SUPPLIED DATA:
★ ★ ★ ★
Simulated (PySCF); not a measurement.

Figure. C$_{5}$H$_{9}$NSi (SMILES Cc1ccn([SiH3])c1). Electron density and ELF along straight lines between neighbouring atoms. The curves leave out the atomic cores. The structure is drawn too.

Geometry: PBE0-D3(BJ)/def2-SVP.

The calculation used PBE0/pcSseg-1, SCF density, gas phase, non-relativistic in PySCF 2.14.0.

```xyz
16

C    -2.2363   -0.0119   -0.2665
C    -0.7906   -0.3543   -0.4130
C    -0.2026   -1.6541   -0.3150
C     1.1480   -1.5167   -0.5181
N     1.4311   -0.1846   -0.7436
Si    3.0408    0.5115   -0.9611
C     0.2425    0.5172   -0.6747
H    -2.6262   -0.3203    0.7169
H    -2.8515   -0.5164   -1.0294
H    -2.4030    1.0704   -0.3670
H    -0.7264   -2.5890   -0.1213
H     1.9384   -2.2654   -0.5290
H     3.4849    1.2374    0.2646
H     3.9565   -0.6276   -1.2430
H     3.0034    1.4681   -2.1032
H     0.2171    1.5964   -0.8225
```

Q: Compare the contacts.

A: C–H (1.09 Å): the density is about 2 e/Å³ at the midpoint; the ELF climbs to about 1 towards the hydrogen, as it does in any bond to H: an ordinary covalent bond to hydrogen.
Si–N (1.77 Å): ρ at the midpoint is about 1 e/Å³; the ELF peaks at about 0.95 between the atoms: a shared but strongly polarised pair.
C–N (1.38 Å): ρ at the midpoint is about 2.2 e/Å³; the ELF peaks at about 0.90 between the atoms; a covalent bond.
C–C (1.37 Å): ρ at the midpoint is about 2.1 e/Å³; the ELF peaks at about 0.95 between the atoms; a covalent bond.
★ ★ ★ ★

ASSIGNMENT: The line above containing "A: C–H (1.09", the line containing "C–N (1.38 Å): ρ", and every line between them are to be transcribed exactly; no other line is wanted.

WRITTEN ANSWER:
A: C–H (1.09 Å): the density is about 2 e/Å³ at the midpoint; the ELF climbs to about 1 towards the hydrogen, as it does in any bond to H: an ordinary covalent bond to hydrogen.
Si–N (1.77 Å): ρ at the midpoint is about 1 e/Å³; the ELF peaks at about 0.95 between the atoms: a shared but strongly polarised pair.
C–N (1.38 Å): ρ at the midpoint is about 2.2 e/Å³; the ELF peaks at about 0.90 between the atoms; a covalent bond.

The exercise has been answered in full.